= = = = =

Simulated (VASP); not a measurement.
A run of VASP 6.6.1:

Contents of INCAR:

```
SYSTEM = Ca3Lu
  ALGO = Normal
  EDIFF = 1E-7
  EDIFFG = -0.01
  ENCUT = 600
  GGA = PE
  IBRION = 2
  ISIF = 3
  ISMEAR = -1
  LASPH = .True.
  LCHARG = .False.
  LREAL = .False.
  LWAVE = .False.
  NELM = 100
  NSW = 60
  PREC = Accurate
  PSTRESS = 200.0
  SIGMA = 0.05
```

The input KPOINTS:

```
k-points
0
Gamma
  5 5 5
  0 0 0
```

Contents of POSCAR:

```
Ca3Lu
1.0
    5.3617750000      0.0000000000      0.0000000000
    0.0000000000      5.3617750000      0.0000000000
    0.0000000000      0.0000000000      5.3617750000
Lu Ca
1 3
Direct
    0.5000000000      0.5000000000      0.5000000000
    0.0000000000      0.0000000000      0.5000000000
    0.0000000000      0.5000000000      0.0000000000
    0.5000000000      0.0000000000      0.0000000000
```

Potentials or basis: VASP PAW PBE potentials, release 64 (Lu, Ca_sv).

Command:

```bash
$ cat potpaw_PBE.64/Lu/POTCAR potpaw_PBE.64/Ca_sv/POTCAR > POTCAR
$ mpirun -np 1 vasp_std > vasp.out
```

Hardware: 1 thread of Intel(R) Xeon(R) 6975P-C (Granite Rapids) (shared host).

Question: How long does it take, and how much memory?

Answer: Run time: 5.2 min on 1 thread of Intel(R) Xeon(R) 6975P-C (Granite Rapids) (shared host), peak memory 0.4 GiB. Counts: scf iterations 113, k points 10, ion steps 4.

= = = = =

# Action item:
Everything from the first line above up to and including the line that contains "Question: How long" should be printed exactly; please print only that.

# Response:
Simulated (VASP); not a measurement.
A run of VASP 6.6.1:

Contents of INCAR:

```
SYSTEM = Ca3Lu
  ALGO = Normal
  EDIFF = 1E-7
  EDIFFG = -0.01
  ENCUT = 600
  GGA = PE
  IBRION = 2
  ISIF = 3
  ISMEAR = -1
  LASPH = .True.
  LCHARG = .False.
  LREAL = .False.
  LWAVE = .False.
  NELM = 100
  NSW = 60
  PREC = Accurate
  PSTRESS = 200.0
  SIGMA = 0.05
```

The input KPOINTS:

```
k-points
0
Gamma
  5 5 5
  0 0 0
```

Contents of POSCAR:

```
Ca3Lu
1.0
    5.3617750000      0.0000000000      0.0000000000
    0.0000000000      5.3617750000      0.0000000000
    0.0000000000      0.0000000000      5.3617750000
Lu Ca
1 3
Direct
    0.5000000000      0.5000000000      0.5000000000
    0.0000000000      0.0000000000      0.5000000000
    0.0000000000      0.5000000000      0.0000000000
    0.5000000000      0.0000000000      0.0000000000
```

Potentials or basis: VASP PAW PBE potentials, release 64 (Lu, Ca_sv).

Command:

```bash
$ cat potpaw_PBE.64/Lu/POTCAR potpaw_PBE.64/Ca_sv/POTCAR > POTCAR
$ mpirun -np 1 vasp_std > vasp.out
```

Hardware: 1 thread of Intel(R) Xeon(R) 6975P-C (Granite Rapids) (shared host).

Question: How long does it take, and how much memory?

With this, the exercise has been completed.